**WORK INSTRUCTION**
Repeat word for word every line of the data below, from the first through the line containing "### 2. Relax the host", and stop there.

- - -

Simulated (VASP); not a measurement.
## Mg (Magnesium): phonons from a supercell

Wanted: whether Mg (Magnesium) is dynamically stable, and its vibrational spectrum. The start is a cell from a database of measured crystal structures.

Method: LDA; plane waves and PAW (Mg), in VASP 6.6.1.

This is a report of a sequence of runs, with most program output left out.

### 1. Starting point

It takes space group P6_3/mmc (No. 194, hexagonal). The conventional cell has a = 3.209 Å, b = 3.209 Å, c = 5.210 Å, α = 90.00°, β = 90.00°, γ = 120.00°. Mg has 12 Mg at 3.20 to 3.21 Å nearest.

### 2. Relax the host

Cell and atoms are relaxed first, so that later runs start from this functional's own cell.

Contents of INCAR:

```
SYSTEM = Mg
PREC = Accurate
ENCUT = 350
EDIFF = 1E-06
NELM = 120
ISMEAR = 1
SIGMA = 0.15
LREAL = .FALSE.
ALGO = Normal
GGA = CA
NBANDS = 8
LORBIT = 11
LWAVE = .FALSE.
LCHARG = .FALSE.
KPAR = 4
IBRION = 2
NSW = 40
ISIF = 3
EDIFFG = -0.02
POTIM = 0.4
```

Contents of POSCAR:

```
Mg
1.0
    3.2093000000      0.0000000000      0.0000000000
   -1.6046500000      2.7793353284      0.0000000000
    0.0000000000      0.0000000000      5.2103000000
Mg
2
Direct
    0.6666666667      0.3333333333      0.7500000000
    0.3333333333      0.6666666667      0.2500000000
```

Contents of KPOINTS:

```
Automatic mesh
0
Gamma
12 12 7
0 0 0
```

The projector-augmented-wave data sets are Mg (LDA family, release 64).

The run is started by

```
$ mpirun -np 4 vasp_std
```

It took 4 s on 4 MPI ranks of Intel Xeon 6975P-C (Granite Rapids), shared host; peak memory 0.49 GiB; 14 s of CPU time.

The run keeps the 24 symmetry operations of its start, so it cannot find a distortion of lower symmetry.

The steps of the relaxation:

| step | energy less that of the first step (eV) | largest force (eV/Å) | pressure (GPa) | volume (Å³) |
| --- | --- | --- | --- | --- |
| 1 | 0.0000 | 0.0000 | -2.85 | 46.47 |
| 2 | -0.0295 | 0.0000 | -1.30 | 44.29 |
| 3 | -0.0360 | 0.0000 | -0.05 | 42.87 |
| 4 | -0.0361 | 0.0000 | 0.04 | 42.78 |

- - -

**RESPONSE BOX**
Simulated (VASP); not a measurement.
## Mg (Magnesium): phonons from a supercell

Wanted: whether Mg (Magnesium) is dynamically stable, and its vibrational spectrum. The start is a cell from a database of measured crystal structures.

Method: LDA; plane waves and PAW (Mg), in VASP 6.6.1.

This is a report of a sequence of runs, with most program output left out.

### 1. Starting point

It takes space group P6_3/mmc (No. 194, hexagonal). The conventional cell has a = 3.209 Å, b = 3.209 Å, c = 5.210 Å, α = 90.00°, β = 90.00°, γ = 120.00°. Mg has 12 Mg at 3.20 to 3.21 Å nearest.

### 2. Relax the host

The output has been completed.